* [PROVIDED MATERIAL]:
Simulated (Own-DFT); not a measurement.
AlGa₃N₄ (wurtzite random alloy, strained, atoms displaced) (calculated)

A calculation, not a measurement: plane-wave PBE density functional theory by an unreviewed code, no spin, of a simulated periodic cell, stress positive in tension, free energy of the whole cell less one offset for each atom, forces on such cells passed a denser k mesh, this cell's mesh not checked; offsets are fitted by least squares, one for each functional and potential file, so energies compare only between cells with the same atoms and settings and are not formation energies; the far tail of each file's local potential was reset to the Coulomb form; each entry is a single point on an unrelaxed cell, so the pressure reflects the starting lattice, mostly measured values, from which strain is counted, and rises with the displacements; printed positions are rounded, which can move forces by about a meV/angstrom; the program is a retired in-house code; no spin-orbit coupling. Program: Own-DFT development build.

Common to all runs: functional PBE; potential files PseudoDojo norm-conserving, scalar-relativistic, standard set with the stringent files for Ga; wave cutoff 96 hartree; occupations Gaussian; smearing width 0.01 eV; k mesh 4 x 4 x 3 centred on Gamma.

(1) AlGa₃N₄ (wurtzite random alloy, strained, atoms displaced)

* [ASSIGNMENT]: Output each line of the records above exactly, beginning at the first, and stop once the line containing "A calculation, not" has been output.

* [EXERCISE ANSWER]:
Simulated (Own-DFT); not a measurement.
AlGa₃N₄ (wurtzite random alloy, strained, atoms displaced) (calculated)

A calculation, not a measurement: plane-wave PBE density functional theory by an unreviewed code, no spin, of a simulated periodic cell, stress positive in tension, free energy of the whole cell less one offset for each atom, forces on such cells passed a denser k mesh, this cell's mesh not checked; offsets are fitted by least squares, one for each functional and potential file, so energies compare only between cells with the same atoms and settings and are not formation energies; the far tail of each file's local potential was reset to the Coulomb form; each entry is a single point on an unrelaxed cell, so the pressure reflects the starting lattice, mostly measured values, from which strain is counted, and rises with the displacements; printed positions are rounded, which can move forces by about a meV/angstrom; the program is a retired in-house code; no spin-orbit coupling. Program: Own-DFT development build.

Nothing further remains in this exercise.